▸ Work task: The entries below contain a line with "Compound: C4H6NO (doublet state)." and a line with "2.36 | +0.03 | 7.0 |". Retype exactly everything from the first down to the second, both included, and nothing else.

--- Data to examine Enclosed Below ---
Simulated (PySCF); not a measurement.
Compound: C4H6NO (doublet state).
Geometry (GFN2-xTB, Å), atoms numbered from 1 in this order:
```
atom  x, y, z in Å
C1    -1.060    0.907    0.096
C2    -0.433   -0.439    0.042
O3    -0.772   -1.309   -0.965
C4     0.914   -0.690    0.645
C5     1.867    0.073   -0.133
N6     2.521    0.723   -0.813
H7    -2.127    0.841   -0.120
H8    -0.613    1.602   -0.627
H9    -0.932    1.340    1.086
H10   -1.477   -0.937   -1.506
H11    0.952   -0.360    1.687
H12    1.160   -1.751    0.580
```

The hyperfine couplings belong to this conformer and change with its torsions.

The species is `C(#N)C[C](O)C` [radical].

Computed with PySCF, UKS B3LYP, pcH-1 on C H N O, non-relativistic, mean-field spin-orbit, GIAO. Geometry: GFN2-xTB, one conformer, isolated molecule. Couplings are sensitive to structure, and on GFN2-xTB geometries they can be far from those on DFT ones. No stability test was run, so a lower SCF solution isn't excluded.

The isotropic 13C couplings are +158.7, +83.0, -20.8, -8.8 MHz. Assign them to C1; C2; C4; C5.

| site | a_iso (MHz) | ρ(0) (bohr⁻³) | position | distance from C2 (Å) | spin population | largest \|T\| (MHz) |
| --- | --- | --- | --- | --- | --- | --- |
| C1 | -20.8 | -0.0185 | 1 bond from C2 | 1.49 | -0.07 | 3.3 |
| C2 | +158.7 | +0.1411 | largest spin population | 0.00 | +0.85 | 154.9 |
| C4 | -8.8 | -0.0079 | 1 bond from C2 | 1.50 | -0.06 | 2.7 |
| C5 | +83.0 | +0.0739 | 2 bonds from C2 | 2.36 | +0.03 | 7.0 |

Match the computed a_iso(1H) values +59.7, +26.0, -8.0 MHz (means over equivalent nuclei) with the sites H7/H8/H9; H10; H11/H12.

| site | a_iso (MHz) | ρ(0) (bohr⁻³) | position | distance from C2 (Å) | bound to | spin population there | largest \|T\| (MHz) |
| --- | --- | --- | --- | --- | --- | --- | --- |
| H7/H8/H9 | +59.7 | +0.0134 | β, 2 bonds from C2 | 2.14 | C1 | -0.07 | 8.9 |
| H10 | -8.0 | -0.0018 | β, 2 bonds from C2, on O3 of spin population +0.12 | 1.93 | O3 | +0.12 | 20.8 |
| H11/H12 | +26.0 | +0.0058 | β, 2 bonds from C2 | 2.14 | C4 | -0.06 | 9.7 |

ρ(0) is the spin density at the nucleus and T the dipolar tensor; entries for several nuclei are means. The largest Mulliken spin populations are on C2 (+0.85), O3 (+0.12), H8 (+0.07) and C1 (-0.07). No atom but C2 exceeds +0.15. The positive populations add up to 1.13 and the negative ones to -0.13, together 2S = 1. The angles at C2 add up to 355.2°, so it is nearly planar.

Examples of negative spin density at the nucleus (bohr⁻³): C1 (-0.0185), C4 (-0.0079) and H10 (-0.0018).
--- End of Enclosed Data to examine ---

▸ Answer area:
Compound: C4H6NO (doublet state).
Geometry (GFN2-xTB, Å), atoms numbered from 1 in this order:
```
atom  x, y, z in Å
C1    -1.060    0.907    0.096
C2    -0.433   -0.439    0.042
O3    -0.772   -1.309   -0.965
C4     0.914   -0.690    0.645
C5     1.867    0.073   -0.133
N6     2.521    0.723   -0.813
H7    -2.127    0.841   -0.120
H8    -0.613    1.602   -0.627
H9    -0.932    1.340    1.086
H10   -1.477   -0.937   -1.506
H11    0.952   -0.360    1.687
H12    1.160   -1.751    0.580
```

The hyperfine couplings belong to this conformer and change with its torsions.

The species is `C(#N)C[C](O)C` [radical].

Computed with PySCF, UKS B3LYP, pcH-1 on C H N O, non-relativistic, mean-field spin-orbit, GIAO. Geometry: GFN2-xTB, one conformer, isolated molecule. Couplings are sensitive to structure, and on GFN2-xTB geometries they can be far from those on DFT ones. No stability test was run, so a lower SCF solution isn't excluded.

The isotropic 13C couplings are +158.7, +83.0, -20.8, -8.8 MHz. Assign them to C1; C2; C4; C5.

| site | a_iso (MHz) | ρ(0) (bohr⁻³) | position | distance from C2 (Å) | spin population | largest \|T\| (MHz) |
| --- | --- | --- | --- | --- | --- | --- |
| C1 | -20.8 | -0.0185 | 1 bond from C2 | 1.49 | -0.07 | 3.3 |
| C2 | +158.7 | +0.1411 | largest spin population | 0.00 | +0.85 | 154.9 |
| C4 | -8.8 | -0.0079 | 1 bond from C2 | 1.50 | -0.06 | 2.7 |
| C5 | +83.0 | +0.0739 | 2 bonds from C2 | 2.36 | +0.03 | 7.0 |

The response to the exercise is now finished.